- _Work task_:
Copy out the records so that each line matches the original.

- _Record extracts_:
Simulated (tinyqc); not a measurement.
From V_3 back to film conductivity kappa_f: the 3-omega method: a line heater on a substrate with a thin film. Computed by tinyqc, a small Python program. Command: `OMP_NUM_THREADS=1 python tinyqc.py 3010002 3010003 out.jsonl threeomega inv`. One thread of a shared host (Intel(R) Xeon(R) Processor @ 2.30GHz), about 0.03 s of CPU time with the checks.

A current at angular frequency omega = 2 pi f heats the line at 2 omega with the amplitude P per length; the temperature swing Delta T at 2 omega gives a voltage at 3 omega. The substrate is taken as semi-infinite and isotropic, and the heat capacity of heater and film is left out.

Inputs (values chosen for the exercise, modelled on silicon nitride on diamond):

- _Solution_:
Simulated (tinyqc); not a measurement.
From V_3 back to film conductivity kappa_f: the 3-omega method: a line heater on a substrate with a thin film. Computed by tinyqc, a small Python program. Command: `OMP_NUM_THREADS=1 python tinyqc.py 3010002 3010003 out.jsonl threeomega inv`. One thread of a shared host (Intel(R) Xeon(R) Processor @ 2.30GHz), about 0.03 s of CPU time with the checks.

A current at angular frequency omega = 2 pi f heats the line at 2 omega with the amplitude P per length; the temperature swing Delta T at 2 omega gives a voltage at 3 omega. The substrate is taken as semi-infinite and isotropic, and the heat capacity of heater and film is left out.

Inputs (values chosen for the exercise, modelled on silicon nitride on diamond):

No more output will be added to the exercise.